Look through the records below for the line with "The energy grows by 1.0 meV/atom.". Return that line and each one after it up to and including the line with "The pressure rises", exactly.

■ ■ ■
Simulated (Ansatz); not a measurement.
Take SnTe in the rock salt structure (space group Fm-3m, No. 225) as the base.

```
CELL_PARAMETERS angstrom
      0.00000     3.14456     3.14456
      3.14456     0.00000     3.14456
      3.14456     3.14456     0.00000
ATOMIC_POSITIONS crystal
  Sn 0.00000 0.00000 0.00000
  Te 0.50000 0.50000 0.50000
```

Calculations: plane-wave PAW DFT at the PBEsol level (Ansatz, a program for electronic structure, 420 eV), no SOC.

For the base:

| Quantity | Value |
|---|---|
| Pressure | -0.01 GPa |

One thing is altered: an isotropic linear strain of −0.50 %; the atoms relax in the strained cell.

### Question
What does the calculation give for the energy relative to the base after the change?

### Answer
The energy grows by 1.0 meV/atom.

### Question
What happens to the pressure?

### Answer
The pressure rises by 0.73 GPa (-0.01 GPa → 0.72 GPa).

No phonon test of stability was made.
■ ■ ■

Written reply:
The energy grows by 1.0 meV/atom.

### Question
What happens to the pressure?

### Answer
The pressure rises by 0.73 GPa (-0.01 GPa → 0.72 GPa).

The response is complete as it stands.